> _Work order_: Starting with the first line and ending with the line that holds "Energies over the", repeat the material exactly.

> _Extracted material_:
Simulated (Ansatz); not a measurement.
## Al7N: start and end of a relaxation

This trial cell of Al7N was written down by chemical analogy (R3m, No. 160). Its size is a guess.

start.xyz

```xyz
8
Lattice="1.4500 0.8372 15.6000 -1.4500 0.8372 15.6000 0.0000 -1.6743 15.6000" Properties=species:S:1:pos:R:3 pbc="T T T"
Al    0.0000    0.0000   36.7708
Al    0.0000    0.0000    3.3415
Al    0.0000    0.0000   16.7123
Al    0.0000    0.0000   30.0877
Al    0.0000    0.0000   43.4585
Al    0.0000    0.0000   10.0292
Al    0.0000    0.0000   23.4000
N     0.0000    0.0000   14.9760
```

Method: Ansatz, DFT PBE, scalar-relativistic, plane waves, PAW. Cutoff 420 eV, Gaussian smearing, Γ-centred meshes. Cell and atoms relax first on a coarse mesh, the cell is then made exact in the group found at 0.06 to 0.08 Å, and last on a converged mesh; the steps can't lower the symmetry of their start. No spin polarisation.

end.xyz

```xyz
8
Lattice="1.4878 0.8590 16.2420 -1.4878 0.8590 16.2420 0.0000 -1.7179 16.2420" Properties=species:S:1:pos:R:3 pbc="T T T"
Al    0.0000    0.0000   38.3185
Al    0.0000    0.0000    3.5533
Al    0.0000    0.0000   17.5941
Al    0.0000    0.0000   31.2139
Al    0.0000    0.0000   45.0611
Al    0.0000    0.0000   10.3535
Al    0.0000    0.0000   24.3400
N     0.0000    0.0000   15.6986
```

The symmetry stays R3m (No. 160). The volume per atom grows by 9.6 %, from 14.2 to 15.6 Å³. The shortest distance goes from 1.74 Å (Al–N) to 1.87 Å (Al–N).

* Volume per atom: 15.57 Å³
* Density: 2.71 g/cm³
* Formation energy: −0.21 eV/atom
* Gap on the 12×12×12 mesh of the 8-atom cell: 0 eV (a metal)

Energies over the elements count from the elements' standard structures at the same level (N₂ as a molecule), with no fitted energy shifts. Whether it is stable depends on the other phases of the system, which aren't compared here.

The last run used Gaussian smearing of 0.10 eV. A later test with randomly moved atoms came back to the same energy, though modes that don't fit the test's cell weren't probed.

> _Answer space_:
Simulated (Ansatz); not a measurement.
## Al7N: start and end of a relaxation

This trial cell of Al7N was written down by chemical analogy (R3m, No. 160). Its size is a guess.

start.xyz

```xyz
8
Lattice="1.4500 0.8372 15.6000 -1.4500 0.8372 15.6000 0.0000 -1.6743 15.6000" Properties=species:S:1:pos:R:3 pbc="T T T"
Al    0.0000    0.0000   36.7708
Al    0.0000    0.0000    3.3415
Al    0.0000    0.0000   16.7123
Al    0.0000    0.0000   30.0877
Al    0.0000    0.0000   43.4585
Al    0.0000    0.0000   10.0292
Al    0.0000    0.0000   23.4000
N     0.0000    0.0000   14.9760
```

Method: Ansatz, DFT PBE, scalar-relativistic, plane waves, PAW. Cutoff 420 eV, Gaussian smearing, Γ-centred meshes. Cell and atoms relax first on a coarse mesh, the cell is then made exact in the group found at 0.06 to 0.08 Å, and last on a converged mesh; the steps can't lower the symmetry of their start. No spin polarisation.

end.xyz

```xyz
8
Lattice="1.4878 0.8590 16.2420 -1.4878 0.8590 16.2420 0.0000 -1.7179 16.2420" Properties=species:S:1:pos:R:3 pbc="T T T"
Al    0.0000    0.0000   38.3185
Al    0.0000    0.0000    3.5533
Al    0.0000    0.0000   17.5941
Al    0.0000    0.0000   31.2139
Al    0.0000    0.0000   45.0611
Al    0.0000    0.0000   10.3535
Al    0.0000    0.0000   24.3400
N     0.0000    0.0000   15.6986
```

The symmetry stays R3m (No. 160). The volume per atom grows by 9.6 %, from 14.2 to 15.6 Å³. The shortest distance goes from 1.74 Å (Al–N) to 1.87 Å (Al–N).

* Volume per atom: 15.57 Å³
* Density: 2.71 g/cm³
* Formation energy: −0.21 eV/atom
* Gap on the 12×12×12 mesh of the 8-atom cell: 0 eV (a metal)

Energies over the elements count from the elements' standard structures at the same level (N₂ as a molecule), with no fitted energy shifts. Whether it is stable depends on the other phases of the system, which aren't compared here.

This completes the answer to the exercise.